WORK TASK » Restate all entries exactly.

EXTRACTED ENTRIES »

######

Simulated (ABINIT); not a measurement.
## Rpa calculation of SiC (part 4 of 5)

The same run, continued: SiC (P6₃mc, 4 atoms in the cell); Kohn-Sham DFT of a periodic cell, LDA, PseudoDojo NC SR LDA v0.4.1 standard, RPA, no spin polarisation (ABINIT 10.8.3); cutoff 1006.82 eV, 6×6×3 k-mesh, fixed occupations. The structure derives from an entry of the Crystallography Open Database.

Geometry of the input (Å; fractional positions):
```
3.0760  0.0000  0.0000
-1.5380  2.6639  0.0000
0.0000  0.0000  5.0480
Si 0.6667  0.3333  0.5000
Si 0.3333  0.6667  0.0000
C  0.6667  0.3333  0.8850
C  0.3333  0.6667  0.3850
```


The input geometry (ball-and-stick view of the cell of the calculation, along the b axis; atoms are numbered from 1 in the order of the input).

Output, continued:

######

WRITTEN ANSWER »
Simulated (ABINIT); not a measurement.
## Rpa calculation of SiC (part 4 of 5)

The same run, continued: SiC (P6₃mc, 4 atoms in the cell); Kohn-Sham DFT of a periodic cell, LDA, PseudoDojo NC SR LDA v0.4.1 standard, RPA, no spin polarisation (ABINIT 10.8.3); cutoff 1006.82 eV, 6×6×3 k-mesh, fixed occupations. The structure derives from an entry of the Crystallography Open Database.

Geometry of the input (Å; fractional positions):
```
3.0760  0.0000  0.0000
-1.5380  2.6639  0.0000
0.0000  0.0000  5.0480
Si 0.6667  0.3333  0.5000
Si 0.3333  0.6667  0.0000
C  0.6667  0.3333  0.8850
C  0.3333  0.6667  0.3850
```


The input geometry (ball-and-stick view of the cell of the calculation, along the b axis; atoms are numbered from 1 in the order of the input).

Output, continued:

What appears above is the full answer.